**EXCERPTED RECORDS**
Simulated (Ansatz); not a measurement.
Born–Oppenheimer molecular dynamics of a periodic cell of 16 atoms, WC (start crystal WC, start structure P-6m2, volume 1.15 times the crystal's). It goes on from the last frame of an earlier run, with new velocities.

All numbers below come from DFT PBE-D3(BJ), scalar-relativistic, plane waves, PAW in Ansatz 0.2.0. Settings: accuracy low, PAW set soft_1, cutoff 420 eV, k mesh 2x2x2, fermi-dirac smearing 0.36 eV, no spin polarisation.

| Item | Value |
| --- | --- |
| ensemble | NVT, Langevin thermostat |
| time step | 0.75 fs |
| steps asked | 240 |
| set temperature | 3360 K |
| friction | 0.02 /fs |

**WORK TASK**
Exactly as it appears above, write out the complete listing.

**REPLY**
Simulated (Ansatz); not a measurement.
Born–Oppenheimer molecular dynamics of a periodic cell of 16 atoms, WC (start crystal WC, start structure P-6m2, volume 1.15 times the crystal's). It goes on from the last frame of an earlier run, with new velocities.

All numbers below come from DFT PBE-D3(BJ), scalar-relativistic, plane waves, PAW in Ansatz 0.2.0. Settings: accuracy low, PAW set soft_1, cutoff 420 eV, k mesh 2x2x2, fermi-dirac smearing 0.36 eV, no spin polarisation.

| Item | Value |
| --- | --- |
| ensemble | NVT, Langevin thermostat |
| time step | 0.75 fs |
| steps asked | 240 |
| set temperature | 3360 K |
| friction | 0.02 /fs |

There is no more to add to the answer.